> [Action item]:
Restating the records exactly is the whole task.

> [Records shown]:
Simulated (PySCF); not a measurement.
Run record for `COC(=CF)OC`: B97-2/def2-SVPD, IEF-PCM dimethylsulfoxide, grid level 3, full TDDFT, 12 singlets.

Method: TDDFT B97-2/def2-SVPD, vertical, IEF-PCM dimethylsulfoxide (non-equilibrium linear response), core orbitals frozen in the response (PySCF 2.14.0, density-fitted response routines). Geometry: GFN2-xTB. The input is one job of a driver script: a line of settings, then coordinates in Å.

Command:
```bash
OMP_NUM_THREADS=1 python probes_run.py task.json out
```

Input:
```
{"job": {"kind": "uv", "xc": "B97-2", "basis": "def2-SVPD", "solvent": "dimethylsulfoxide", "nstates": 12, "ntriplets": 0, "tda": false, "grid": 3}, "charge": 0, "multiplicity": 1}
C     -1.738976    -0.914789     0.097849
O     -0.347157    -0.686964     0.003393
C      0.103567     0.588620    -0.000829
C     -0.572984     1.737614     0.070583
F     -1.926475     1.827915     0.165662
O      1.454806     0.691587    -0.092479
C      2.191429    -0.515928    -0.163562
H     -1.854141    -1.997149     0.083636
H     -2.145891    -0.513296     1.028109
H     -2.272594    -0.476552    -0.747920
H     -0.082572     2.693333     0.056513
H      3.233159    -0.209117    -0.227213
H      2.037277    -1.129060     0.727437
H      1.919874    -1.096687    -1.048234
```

> [Exercise solution]:
Simulated (PySCF); not a measurement.
Run record for `COC(=CF)OC`: B97-2/def2-SVPD, IEF-PCM dimethylsulfoxide, grid level 3, full TDDFT, 12 singlets.

Method: TDDFT B97-2/def2-SVPD, vertical, IEF-PCM dimethylsulfoxide (non-equilibrium linear response), core orbitals frozen in the response (PySCF 2.14.0, density-fitted response routines). Geometry: GFN2-xTB. The input is one job of a driver script: a line of settings, then coordinates in Å.

Command:
```bash
OMP_NUM_THREADS=1 python probes_run.py task.json out
```

Input:
```
{"job": {"kind": "uv", "xc": "B97-2", "basis": "def2-SVPD", "solvent": "dimethylsulfoxide", "nstates": 12, "ntriplets": 0, "tda": false, "grid": 3}, "charge": 0, "multiplicity": 1}
C     -1.738976    -0.914789     0.097849
O     -0.347157    -0.686964     0.003393
C      0.103567     0.588620    -0.000829
C     -0.572984     1.737614     0.070583
F     -1.926475     1.827915     0.165662
O      1.454806     0.691587    -0.092479
C      2.191429    -0.515928    -0.163562
H     -1.854141    -1.997149     0.083636
H     -2.145891    -0.513296     1.028109
H     -2.272594    -0.476552    -0.747920
H     -0.082572     2.693333     0.056513
H      3.233159    -0.209117    -0.227213
H      2.037277    -1.129060     0.727437
H      1.919874    -1.096687    -1.048234
```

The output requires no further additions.